# [Provided records]
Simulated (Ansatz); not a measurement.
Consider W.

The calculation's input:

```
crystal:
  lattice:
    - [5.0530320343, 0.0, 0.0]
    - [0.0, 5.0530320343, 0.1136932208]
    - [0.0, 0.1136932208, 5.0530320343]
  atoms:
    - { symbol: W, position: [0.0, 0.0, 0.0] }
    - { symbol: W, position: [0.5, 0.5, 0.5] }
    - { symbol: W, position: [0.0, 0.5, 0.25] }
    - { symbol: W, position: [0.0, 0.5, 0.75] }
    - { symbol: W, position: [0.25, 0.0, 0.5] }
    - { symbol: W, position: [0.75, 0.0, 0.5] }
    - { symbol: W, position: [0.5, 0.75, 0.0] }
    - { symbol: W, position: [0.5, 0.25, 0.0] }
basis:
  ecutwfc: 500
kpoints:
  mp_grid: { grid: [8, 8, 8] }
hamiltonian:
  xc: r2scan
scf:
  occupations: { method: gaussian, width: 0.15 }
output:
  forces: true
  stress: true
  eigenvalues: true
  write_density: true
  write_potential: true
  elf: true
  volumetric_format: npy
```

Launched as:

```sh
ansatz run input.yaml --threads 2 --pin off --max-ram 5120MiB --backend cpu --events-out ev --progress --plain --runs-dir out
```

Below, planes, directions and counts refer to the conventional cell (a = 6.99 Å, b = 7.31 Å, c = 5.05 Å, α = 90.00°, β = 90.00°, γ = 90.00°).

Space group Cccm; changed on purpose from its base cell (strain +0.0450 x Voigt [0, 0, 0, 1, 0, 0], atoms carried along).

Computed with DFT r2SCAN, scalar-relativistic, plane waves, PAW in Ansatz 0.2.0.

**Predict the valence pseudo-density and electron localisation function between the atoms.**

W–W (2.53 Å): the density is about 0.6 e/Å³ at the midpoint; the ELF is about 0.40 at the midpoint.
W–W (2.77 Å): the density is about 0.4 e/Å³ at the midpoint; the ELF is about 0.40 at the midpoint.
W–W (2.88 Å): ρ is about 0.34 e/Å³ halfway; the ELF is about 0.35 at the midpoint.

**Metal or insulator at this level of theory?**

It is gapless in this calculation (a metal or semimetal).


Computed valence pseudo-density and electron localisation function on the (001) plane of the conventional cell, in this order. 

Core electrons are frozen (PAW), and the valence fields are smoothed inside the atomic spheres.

# [Action item]
What do the lines above say from the one containing "between the atoms.**" down to the one containing "W–W (2.77 Å): the"? Return them exactly, both end lines included, and only them.

# [Problem solution]
**Predict the valence pseudo-density and electron localisation function between the atoms.**

W–W (2.53 Å): the density is about 0.6 e/Å³ at the midpoint; the ELF is about 0.40 at the midpoint.
W–W (2.77 Å): the density is about 0.4 e/Å³ at the midpoint; the ELF is about 0.40 at the midpoint.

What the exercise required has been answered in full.